§ §

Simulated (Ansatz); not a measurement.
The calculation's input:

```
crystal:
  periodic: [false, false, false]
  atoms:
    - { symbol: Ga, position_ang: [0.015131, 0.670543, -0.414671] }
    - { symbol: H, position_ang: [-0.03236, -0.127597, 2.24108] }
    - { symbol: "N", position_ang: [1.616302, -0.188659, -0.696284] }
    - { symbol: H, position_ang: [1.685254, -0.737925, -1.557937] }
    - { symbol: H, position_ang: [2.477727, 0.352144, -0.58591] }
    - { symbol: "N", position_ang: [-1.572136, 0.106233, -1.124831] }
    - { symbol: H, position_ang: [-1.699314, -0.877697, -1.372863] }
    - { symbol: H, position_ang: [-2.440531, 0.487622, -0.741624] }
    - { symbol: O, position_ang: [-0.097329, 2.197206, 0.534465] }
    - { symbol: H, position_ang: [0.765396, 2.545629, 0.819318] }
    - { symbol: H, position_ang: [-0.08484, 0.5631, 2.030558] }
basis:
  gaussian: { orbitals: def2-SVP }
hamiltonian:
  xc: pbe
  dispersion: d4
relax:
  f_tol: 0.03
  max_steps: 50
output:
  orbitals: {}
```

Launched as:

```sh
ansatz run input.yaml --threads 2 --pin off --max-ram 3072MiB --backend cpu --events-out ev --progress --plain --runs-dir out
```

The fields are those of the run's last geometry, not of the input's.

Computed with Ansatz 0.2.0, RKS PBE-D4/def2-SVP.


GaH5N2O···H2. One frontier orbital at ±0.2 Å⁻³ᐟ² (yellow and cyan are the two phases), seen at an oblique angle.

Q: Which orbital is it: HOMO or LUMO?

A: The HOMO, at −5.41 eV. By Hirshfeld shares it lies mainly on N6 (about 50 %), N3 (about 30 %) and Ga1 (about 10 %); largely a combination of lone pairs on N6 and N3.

§ §

• **Exercise**: Only the lines from the start of the material through the line containing "Q: Which orbital is it: HOMO or LUMO?" should be repeated, and they should be repeated exactly.

• **Exercise result**:
Simulated (Ansatz); not a measurement.
The calculation's input:

```
crystal:
  periodic: [false, false, false]
  atoms:
    - { symbol: Ga, position_ang: [0.015131, 0.670543, -0.414671] }
    - { symbol: H, position_ang: [-0.03236, -0.127597, 2.24108] }
    - { symbol: "N", position_ang: [1.616302, -0.188659, -0.696284] }
    - { symbol: H, position_ang: [1.685254, -0.737925, -1.557937] }
    - { symbol: H, position_ang: [2.477727, 0.352144, -0.58591] }
    - { symbol: "N", position_ang: [-1.572136, 0.106233, -1.124831] }
    - { symbol: H, position_ang: [-1.699314, -0.877697, -1.372863] }
    - { symbol: H, position_ang: [-2.440531, 0.487622, -0.741624] }
    - { symbol: O, position_ang: [-0.097329, 2.197206, 0.534465] }
    - { symbol: H, position_ang: [0.765396, 2.545629, 0.819318] }
    - { symbol: H, position_ang: [-0.08484, 0.5631, 2.030558] }
basis:
  gaussian: { orbitals: def2-SVP }
hamiltonian:
  xc: pbe
  dispersion: d4
relax:
  f_tol: 0.03
  max_steps: 50
output:
  orbitals: {}
```

Launched as:

```sh
ansatz run input.yaml --threads 2 --pin off --max-ram 3072MiB --backend cpu --events-out ev --progress --plain --runs-dir out
```

The fields are those of the run's last geometry, not of the input's.

Computed with Ansatz 0.2.0, RKS PBE-D4/def2-SVP.


GaH5N2O···H2. One frontier orbital at ±0.2 Å⁻³ᐟ² (yellow and cyan are the two phases), seen at an oblique angle.

Q: Which orbital is it: HOMO or LUMO?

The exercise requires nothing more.